——————————
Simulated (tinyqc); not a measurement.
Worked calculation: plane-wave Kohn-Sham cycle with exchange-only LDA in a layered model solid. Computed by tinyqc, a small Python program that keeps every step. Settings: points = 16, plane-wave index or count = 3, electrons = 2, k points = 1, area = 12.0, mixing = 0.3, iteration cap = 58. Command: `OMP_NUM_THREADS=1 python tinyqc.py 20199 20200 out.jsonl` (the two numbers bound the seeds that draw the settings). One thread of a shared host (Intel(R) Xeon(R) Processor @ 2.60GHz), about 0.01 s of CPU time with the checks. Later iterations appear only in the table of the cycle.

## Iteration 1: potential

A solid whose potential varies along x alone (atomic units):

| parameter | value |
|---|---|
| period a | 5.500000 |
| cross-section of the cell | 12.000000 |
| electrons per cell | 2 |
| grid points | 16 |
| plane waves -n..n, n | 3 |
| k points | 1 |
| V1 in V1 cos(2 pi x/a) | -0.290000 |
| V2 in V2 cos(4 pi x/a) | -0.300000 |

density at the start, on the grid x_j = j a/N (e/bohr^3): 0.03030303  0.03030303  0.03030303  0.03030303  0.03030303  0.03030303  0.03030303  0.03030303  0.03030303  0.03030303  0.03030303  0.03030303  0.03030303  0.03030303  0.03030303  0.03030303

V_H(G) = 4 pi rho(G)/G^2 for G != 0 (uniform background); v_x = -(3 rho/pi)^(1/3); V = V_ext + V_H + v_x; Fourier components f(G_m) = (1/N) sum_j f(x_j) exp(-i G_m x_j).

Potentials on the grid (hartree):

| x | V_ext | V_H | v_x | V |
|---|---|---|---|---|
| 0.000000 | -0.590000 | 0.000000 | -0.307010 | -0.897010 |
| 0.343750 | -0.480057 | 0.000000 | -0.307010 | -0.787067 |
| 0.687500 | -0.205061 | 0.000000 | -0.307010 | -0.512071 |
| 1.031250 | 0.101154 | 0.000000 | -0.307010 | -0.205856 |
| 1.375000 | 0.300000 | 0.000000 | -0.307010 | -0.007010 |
——————————

▶ **Brief**
Above are the records; please copy exactly their first line and each line after it through the line containing "-0.307010 | -0.205856 |", and no line after that.

▶ **Exercise output**
Simulated (tinyqc); not a measurement.
Worked calculation: plane-wave Kohn-Sham cycle with exchange-only LDA in a layered model solid. Computed by tinyqc, a small Python program that keeps every step. Settings: points = 16, plane-wave index or count = 3, electrons = 2, k points = 1, area = 12.0, mixing = 0.3, iteration cap = 58. Command: `OMP_NUM_THREADS=1 python tinyqc.py 20199 20200 out.jsonl` (the two numbers bound the seeds that draw the settings). One thread of a shared host (Intel(R) Xeon(R) Processor @ 2.60GHz), about 0.01 s of CPU time with the checks. Later iterations appear only in the table of the cycle.

## Iteration 1: potential

A solid whose potential varies along x alone (atomic units):

| parameter | value |
|---|---|
| period a | 5.500000 |
| cross-section of the cell | 12.000000 |
| electrons per cell | 2 |
| grid points | 16 |
| plane waves -n..n, n | 3 |
| k points | 1 |
| V1 in V1 cos(2 pi x/a) | -0.290000 |
| V2 in V2 cos(4 pi x/a) | -0.300000 |

density at the start, on the grid x_j = j a/N (e/bohr^3): 0.03030303  0.03030303  0.03030303  0.03030303  0.03030303  0.03030303  0.03030303  0.03030303  0.03030303  0.03030303  0.03030303  0.03030303  0.03030303  0.03030303  0.03030303  0.03030303

V_H(G) = 4 pi rho(G)/G^2 for G != 0 (uniform background); v_x = -(3 rho/pi)^(1/3); V = V_ext + V_H + v_x; Fourier components f(G_m) = (1/N) sum_j f(x_j) exp(-i G_m x_j).

Potentials on the grid (hartree):

| x | V_ext | V_H | v_x | V |
|---|---|---|---|---|
| 0.000000 | -0.590000 | 0.000000 | -0.307010 | -0.897010 |
| 0.343750 | -0.480057 | 0.000000 | -0.307010 | -0.787067 |
| 0.687500 | -0.205061 | 0.000000 | -0.307010 | -0.512071 |
| 1.031250 | 0.101154 | 0.000000 | -0.307010 | -0.205856 |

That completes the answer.